DATA SECTION:
---*---
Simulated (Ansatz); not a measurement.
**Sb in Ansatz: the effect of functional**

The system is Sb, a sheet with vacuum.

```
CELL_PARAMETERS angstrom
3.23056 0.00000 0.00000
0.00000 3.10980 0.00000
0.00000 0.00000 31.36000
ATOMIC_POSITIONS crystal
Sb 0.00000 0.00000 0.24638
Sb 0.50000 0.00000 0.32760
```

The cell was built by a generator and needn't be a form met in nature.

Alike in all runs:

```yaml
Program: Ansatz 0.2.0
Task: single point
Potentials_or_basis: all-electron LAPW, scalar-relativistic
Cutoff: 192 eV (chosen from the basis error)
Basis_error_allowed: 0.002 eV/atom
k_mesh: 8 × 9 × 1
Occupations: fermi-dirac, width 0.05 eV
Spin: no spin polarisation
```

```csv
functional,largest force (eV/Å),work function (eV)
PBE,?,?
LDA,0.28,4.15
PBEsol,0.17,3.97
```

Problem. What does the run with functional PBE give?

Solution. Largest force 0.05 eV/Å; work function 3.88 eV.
---*---

Output all records verbatim.

Simulated (Ansatz); not a measurement.
**Sb in Ansatz: the effect of functional**

The system is Sb, a sheet with vacuum.

```
CELL_PARAMETERS angstrom
3.23056 0.00000 0.00000
0.00000 3.10980 0.00000
0.00000 0.00000 31.36000
ATOMIC_POSITIONS crystal
Sb 0.00000 0.00000 0.24638
Sb 0.50000 0.00000 0.32760
```

The cell was built by a generator and needn't be a form met in nature.

Alike in all runs:

```yaml
Program: Ansatz 0.2.0
Task: single point
Potentials_or_basis: all-electron LAPW, scalar-relativistic
Cutoff: 192 eV (chosen from the basis error)
Basis_error_allowed: 0.002 eV/atom
k_mesh: 8 × 9 × 1
Occupations: fermi-dirac, width 0.05 eV
Spin: no spin polarisation
```

```csv
functional,largest force (eV/Å),work function (eV)
PBE,?,?
LDA,0.28,4.15
PBEsol,0.17,3.97
```

Problem. What does the run with functional PBE give?

Solution. Largest force 0.05 eV/Å; work function 3.88 eV.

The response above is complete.